*** Opening of EXERCISE DATA ***

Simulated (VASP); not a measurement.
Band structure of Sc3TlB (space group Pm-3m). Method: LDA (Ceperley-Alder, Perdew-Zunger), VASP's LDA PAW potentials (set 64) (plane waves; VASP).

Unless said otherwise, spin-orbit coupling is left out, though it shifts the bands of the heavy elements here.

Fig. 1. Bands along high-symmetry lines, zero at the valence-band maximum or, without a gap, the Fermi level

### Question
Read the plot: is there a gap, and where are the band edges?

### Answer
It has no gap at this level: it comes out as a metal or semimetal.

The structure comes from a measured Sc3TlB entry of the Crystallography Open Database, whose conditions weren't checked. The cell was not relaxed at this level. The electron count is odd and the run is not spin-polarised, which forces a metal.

*** Close of EXERCISE DATA ***

ASSIGNED TASK. Extract, word for word, each line of the listing above.

ANSWER SPACE.
Simulated (VASP); not a measurement.
Band structure of Sc3TlB (space group Pm-3m). Method: LDA (Ceperley-Alder, Perdew-Zunger), VASP's LDA PAW potentials (set 64) (plane waves; VASP).

Unless said otherwise, spin-orbit coupling is left out, though it shifts the bands of the heavy elements here.

Fig. 1. Bands along high-symmetry lines, zero at the valence-band maximum or, without a gap, the Fermi level

### Question
Read the plot: is there a gap, and where are the band edges?

### Answer
It has no gap at this level: it comes out as a metal or semimetal.

The structure comes from a measured Sc3TlB entry of the Crystallography Open Database, whose conditions weren't checked. The cell was not relaxed at this level. The electron count is odd and the run is not spin-polarised, which forces a metal.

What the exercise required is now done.